##############################

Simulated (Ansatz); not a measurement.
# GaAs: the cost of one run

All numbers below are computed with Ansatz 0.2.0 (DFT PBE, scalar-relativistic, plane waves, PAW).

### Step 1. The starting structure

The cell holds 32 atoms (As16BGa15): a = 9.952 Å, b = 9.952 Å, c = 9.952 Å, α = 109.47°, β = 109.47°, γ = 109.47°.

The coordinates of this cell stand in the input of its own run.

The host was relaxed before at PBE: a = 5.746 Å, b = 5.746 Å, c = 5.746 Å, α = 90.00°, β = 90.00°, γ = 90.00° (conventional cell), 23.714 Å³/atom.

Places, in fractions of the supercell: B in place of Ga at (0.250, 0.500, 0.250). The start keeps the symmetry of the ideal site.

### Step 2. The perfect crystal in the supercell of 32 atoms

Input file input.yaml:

##############################

→ **WORK TASK**
Once you have read the records above, set each one down again exactly.

→ **WRITTEN RESPONSE**
Simulated (Ansatz); not a measurement.
# GaAs: the cost of one run

All numbers below are computed with Ansatz 0.2.0 (DFT PBE, scalar-relativistic, plane waves, PAW).

### Step 1. The starting structure

The cell holds 32 atoms (As16BGa15): a = 9.952 Å, b = 9.952 Å, c = 9.952 Å, α = 109.47°, β = 109.47°, γ = 109.47°.

The coordinates of this cell stand in the input of its own run.

The host was relaxed before at PBE: a = 5.746 Å, b = 5.746 Å, c = 5.746 Å, α = 90.00°, β = 90.00°, γ = 90.00° (conventional cell), 23.714 Å³/atom.

Places, in fractions of the supercell: B in place of Ga at (0.250, 0.500, 0.250). The start keeps the symmetry of the ideal site.

### Step 2. The perfect crystal in the supercell of 32 atoms

Input file input.yaml:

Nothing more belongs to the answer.